**Exercise:** Reproduce the records exactly through the line with "(1) 7.3 GPa.".

┄┄┄┄┄┄┄┄┄┄

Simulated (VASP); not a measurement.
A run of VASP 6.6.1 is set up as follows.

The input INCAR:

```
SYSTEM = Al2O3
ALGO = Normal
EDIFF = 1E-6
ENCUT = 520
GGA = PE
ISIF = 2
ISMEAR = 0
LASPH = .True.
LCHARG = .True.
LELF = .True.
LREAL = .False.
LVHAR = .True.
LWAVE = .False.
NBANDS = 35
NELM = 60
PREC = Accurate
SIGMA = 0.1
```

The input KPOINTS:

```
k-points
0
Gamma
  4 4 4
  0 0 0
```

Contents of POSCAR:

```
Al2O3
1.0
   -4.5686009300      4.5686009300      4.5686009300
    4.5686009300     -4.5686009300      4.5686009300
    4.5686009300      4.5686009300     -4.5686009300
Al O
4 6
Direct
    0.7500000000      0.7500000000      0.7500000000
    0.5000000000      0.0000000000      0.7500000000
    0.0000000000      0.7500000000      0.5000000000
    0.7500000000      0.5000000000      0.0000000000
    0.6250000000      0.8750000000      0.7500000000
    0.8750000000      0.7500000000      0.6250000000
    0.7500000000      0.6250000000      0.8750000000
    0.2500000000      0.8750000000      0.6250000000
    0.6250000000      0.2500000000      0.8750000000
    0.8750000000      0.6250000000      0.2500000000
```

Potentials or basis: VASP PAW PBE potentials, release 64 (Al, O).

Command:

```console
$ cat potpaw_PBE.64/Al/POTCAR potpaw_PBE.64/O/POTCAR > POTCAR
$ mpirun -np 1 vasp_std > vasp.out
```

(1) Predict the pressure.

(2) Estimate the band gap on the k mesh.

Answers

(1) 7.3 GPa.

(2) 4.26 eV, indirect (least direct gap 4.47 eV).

┄┄┄┄┄┄┄┄┄┄

**Written response:**
Simulated (VASP); not a measurement.
A run of VASP 6.6.1 is set up as follows.

The input INCAR:

```
SYSTEM = Al2O3
ALGO = Normal
EDIFF = 1E-6
ENCUT = 520
GGA = PE
ISIF = 2
ISMEAR = 0
LASPH = .True.
LCHARG = .True.
LELF = .True.
LREAL = .False.
LVHAR = .True.
LWAVE = .False.
NBANDS = 35
NELM = 60
PREC = Accurate
SIGMA = 0.1
```

The input KPOINTS:

```
k-points
0
Gamma
  4 4 4
  0 0 0
```

Contents of POSCAR:

```
Al2O3
1.0
   -4.5686009300      4.5686009300      4.5686009300
    4.5686009300     -4.5686009300      4.5686009300
    4.5686009300      4.5686009300     -4.5686009300
Al O
4 6
Direct
    0.7500000000      0.7500000000      0.7500000000
    0.5000000000      0.0000000000      0.7500000000
    0.0000000000      0.7500000000      0.5000000000
    0.7500000000      0.5000000000      0.0000000000
    0.6250000000      0.8750000000      0.7500000000
    0.8750000000      0.7500000000      0.6250000000
    0.7500000000      0.6250000000      0.8750000000
    0.2500000000      0.8750000000      0.6250000000
    0.6250000000      0.2500000000      0.8750000000
    0.8750000000      0.6250000000      0.2500000000
```

Potentials or basis: VASP PAW PBE potentials, release 64 (Al, O).

Command:

```console
$ cat potpaw_PBE.64/Al/POTCAR potpaw_PBE.64/O/POTCAR > POTCAR
$ mpirun -np 1 vasp_std > vasp.out
```

(1) Predict the pressure.

(2) Estimate the band gap on the k mesh.

Answers

(1) 7.3 GPa.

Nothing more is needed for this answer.